▸ WORK REQUEST
Write out the full listing below exactly as given.

▸ SUPPLIED MATERIAL
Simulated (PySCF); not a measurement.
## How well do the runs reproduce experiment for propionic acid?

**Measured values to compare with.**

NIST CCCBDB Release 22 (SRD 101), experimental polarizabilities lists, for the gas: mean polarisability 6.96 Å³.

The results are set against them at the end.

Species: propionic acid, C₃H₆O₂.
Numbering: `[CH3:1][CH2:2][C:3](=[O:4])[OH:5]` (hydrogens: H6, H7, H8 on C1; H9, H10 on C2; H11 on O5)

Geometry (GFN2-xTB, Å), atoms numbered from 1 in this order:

▸ REPLY
Simulated (PySCF); not a measurement.
## How well do the runs reproduce experiment for propionic acid?

**Measured values to compare with.**

NIST CCCBDB Release 22 (SRD 101), experimental polarizabilities lists, for the gas: mean polarisability 6.96 Å³.

The results are set against them at the end.

Species: propionic acid, C₃H₆O₂.
Numbering: `[CH3:1][CH2:2][C:3](=[O:4])[OH:5]` (hydrogens: H6, H7, H8 on C1; H9, H10 on C2; H11 on O5)

Geometry (GFN2-xTB, Å), atoms numbered from 1 in this order:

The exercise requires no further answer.